Segment Open

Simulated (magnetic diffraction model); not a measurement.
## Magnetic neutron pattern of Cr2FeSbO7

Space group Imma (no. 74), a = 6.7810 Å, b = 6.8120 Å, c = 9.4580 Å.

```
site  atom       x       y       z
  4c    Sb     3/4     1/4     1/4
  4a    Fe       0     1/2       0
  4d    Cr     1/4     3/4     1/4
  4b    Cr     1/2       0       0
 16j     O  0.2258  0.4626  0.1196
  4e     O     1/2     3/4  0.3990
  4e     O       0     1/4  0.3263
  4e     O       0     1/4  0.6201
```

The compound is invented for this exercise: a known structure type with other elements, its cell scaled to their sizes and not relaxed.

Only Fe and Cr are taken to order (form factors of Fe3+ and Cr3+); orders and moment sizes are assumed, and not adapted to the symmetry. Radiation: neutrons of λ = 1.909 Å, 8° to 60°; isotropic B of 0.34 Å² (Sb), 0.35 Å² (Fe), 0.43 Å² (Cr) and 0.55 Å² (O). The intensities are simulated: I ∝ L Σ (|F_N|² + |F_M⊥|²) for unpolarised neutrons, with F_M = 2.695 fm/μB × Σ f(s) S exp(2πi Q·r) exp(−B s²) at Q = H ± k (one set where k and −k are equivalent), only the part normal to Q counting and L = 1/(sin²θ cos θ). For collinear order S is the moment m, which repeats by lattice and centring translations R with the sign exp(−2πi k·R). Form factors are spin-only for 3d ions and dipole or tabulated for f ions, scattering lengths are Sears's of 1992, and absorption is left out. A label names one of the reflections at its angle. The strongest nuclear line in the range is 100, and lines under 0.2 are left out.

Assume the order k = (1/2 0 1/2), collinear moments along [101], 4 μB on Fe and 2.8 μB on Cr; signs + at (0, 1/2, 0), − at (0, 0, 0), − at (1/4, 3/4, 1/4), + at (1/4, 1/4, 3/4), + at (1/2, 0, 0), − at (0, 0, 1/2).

Segment Closed

■ **WORK REQUEST**
Once you find the line with "The compound is" above, print it and every line after it up to and including the line with "Only Fe and", exactly as written and nothing else.

■ **RESPONSE BOX**
The compound is invented for this exercise: a known structure type with other elements, its cell scaled to their sizes and not relaxed.

Only Fe and Cr are taken to order (form factors of Fe3+ and Cr3+); orders and moment sizes are assumed, and not adapted to the symmetry. Radiation: neutrons of λ = 1.909 Å, 8° to 60°; isotropic B of 0.34 Å² (Sb), 0.35 Å² (Fe), 0.43 Å² (Cr) and 0.55 Å² (O). The intensities are simulated: I ∝ L Σ (|F_N|² + |F_M⊥|²) for unpolarised neutrons, with F_M = 2.695 fm/μB × Σ f(s) S exp(2πi Q·r) exp(−B s²) at Q = H ± k (one set where k and −k are equivalent), only the part normal to Q counting and L = 1/(sin²θ cos θ). For collinear order S is the moment m, which repeats by lattice and centring translations R with the sign exp(−2πi k·R). Form factors are spin-only for 3d ions and dipole or tabulated for f ions, scattering lengths are Sears's of 1992, and absorption is left out. A label names one of the reflections at its angle. The strongest nuclear line in the range is 100, and lines under 0.2 are left out.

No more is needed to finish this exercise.